◆ **WORK INSTRUCTION**
Output only the lines of the entries that follow, starting at the one with "64 (Al, Cu) |" and running down to the one with "correction | no |", both included and unchanged.

::::::::::

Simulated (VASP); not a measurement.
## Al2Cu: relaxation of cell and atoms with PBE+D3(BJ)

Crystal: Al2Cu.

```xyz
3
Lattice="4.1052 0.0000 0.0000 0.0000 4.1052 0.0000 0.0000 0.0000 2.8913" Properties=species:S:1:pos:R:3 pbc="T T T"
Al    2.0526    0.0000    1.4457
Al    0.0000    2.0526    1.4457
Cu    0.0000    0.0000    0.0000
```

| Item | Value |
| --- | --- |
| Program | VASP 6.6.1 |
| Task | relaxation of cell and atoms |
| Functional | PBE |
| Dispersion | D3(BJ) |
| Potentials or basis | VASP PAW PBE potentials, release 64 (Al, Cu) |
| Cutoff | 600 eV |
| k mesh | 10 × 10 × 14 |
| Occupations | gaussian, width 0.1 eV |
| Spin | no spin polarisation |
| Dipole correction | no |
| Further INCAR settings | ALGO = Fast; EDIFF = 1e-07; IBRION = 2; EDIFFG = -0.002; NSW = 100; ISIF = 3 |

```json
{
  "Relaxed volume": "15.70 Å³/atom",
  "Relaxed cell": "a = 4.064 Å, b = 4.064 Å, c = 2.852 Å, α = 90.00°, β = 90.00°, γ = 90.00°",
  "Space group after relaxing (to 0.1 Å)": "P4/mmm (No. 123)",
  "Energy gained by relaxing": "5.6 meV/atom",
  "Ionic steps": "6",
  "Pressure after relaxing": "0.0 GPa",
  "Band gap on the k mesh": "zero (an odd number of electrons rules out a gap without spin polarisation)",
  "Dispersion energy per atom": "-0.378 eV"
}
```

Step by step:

::::::::::

◆ **RESPONSE AREA**
| Potentials or basis | VASP PAW PBE potentials, release 64 (Al, Cu) |
| Cutoff | 600 eV |
| k mesh | 10 × 10 × 14 |
| Occupations | gaussian, width 0.1 eV |
| Spin | no spin polarisation |
| Dipole correction | no |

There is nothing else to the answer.